Action item: Below is a listing. Set down exactly the lines from the one containing "release 64 (P) |" through the one containing "Wall time 120", both ends included, and leave out the rest.

BEGIN Given records

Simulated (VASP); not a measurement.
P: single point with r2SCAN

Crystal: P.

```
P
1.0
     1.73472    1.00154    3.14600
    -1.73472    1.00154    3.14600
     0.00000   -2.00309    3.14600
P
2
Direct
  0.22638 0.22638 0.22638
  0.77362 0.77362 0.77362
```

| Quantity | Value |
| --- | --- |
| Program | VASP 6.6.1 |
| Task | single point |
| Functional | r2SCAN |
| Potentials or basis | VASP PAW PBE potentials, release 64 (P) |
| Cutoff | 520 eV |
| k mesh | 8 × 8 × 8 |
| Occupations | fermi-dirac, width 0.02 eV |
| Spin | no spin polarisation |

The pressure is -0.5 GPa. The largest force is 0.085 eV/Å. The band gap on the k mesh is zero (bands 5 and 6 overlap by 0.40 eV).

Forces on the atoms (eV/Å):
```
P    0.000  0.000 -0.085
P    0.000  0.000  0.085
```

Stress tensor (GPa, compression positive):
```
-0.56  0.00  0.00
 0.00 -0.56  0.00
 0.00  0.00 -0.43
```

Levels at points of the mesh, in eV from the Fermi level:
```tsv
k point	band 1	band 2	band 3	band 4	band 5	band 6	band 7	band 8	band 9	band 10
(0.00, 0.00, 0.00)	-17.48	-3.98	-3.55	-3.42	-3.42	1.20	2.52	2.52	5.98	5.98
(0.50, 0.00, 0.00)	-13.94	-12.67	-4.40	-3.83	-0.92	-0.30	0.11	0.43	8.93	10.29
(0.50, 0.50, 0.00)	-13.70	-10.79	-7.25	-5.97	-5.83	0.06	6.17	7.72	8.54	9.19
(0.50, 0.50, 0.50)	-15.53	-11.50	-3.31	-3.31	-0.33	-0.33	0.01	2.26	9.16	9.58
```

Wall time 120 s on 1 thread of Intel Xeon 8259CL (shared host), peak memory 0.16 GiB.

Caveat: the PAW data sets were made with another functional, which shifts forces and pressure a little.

END Given records

Answer box:
| Potentials or basis | VASP PAW PBE potentials, release 64 (P) |
| Cutoff | 520 eV |
| k mesh | 8 × 8 × 8 |
| Occupations | fermi-dirac, width 0.02 eV |
| Spin | no spin polarisation |

The pressure is -0.5 GPa. The largest force is 0.085 eV/Å. The band gap on the k mesh is zero (bands 5 and 6 overlap by 0.40 eV).

Forces on the atoms (eV/Å):
```
P    0.000  0.000 -0.085
P    0.000  0.000  0.085
```

Stress tensor (GPa, compression positive):
```
-0.56  0.00  0.00
 0.00 -0.56  0.00
 0.00  0.00 -0.43
```

Levels at points of the mesh, in eV from the Fermi level:
```tsv
k point	band 1	band 2	band 3	band 4	band 5	band 6	band 7	band 8	band 9	band 10
(0.00, 0.00, 0.00)	-17.48	-3.98	-3.55	-3.42	-3.42	1.20	2.52	2.52	5.98	5.98
(0.50, 0.00, 0.00)	-13.94	-12.67	-4.40	-3.83	-0.92	-0.30	0.11	0.43	8.93	10.29
(0.50, 0.50, 0.00)	-13.70	-10.79	-7.25	-5.97	-5.83	0.06	6.17	7.72	8.54	9.19
(0.50, 0.50, 0.50)	-15.53	-11.50	-3.31	-3.31	-0.33	-0.33	0.01	2.26	9.16	9.58
```

Wall time 120 s on 1 thread of Intel Xeon 8259CL (shared host), peak memory 0.16 GiB.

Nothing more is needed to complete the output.